Brief: Reproduce the records below exactly, but only between the lines holding "Δα, highest first." and "D (2.44 Å³).", inclusive.

········
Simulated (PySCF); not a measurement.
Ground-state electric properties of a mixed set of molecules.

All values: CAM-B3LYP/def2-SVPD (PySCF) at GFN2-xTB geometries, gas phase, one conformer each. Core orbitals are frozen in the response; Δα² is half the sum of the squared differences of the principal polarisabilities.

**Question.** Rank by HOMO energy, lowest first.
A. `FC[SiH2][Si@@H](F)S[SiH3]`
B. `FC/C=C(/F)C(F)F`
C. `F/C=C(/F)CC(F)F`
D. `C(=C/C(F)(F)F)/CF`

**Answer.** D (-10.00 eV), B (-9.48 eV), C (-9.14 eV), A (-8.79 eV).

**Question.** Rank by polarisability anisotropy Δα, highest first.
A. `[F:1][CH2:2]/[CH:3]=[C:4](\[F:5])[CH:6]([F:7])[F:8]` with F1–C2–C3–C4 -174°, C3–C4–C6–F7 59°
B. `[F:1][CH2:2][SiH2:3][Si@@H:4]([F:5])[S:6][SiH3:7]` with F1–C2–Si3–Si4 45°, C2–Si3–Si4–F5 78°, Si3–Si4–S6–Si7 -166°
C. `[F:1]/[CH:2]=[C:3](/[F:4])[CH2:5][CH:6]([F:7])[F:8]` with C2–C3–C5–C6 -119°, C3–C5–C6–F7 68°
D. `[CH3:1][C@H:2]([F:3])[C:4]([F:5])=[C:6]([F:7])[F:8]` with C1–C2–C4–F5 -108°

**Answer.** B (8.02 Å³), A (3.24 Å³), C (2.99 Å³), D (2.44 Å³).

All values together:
········

Answer space:
**Question.** Rank by polarisability anisotropy Δα, highest first.
A. `[F:1][CH2:2]/[CH:3]=[C:4](\[F:5])[CH:6]([F:7])[F:8]` with F1–C2–C3–C4 -174°, C3–C4–C6–F7 59°
B. `[F:1][CH2:2][SiH2:3][Si@@H:4]([F:5])[S:6][SiH3:7]` with F1–C2–Si3–Si4 45°, C2–Si3–Si4–F5 78°, Si3–Si4–S6–Si7 -166°
C. `[F:1]/[CH:2]=[C:3](/[F:4])[CH2:5][CH:6]([F:7])[F:8]` with C2–C3–C5–C6 -119°, C3–C5–C6–F7 68°
D. `[CH3:1][C@H:2]([F:3])[C:4]([F:5])=[C:6]([F:7])[F:8]` with C1–C2–C4–F5 -108°

**Answer.** B (8.02 Å³), A (3.24 Å³), C (2.99 Å³), D (2.44 Å³).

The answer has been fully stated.